# Assigned task:
Set down exactly, from the records below, the line with "Two geometries of" through the line with "Method: Ansatz 0.2.0, DFT", and nothing else.

# Entries provided:
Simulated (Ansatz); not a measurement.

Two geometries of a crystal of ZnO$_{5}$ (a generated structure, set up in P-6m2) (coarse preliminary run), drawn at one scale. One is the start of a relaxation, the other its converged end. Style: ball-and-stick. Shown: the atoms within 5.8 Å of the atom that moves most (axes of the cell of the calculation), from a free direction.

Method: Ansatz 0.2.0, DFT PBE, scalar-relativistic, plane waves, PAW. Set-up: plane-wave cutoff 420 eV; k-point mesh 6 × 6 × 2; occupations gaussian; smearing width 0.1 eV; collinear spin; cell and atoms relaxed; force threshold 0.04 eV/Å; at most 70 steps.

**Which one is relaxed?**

# Task solution:
Two geometries of a crystal of ZnO$_{5}$ (a generated structure, set up in P-6m2) (coarse preliminary run), drawn at one scale. One is the start of a relaxation, the other its converged end. Style: ball-and-stick. Shown: the atoms within 5.8 Å of the atom that moves most (axes of the cell of the calculation), from a free direction.

Method: Ansatz 0.2.0, DFT PBE, scalar-relativistic, plane waves, PAW. Set-up: plane-wave cutoff 420 eV; k-point mesh 6 × 6 × 2; occupations gaussian; smearing width 0.1 eV; collinear spin; cell and atoms relaxed; force threshold 0.04 eV/Å; at most 70 steps.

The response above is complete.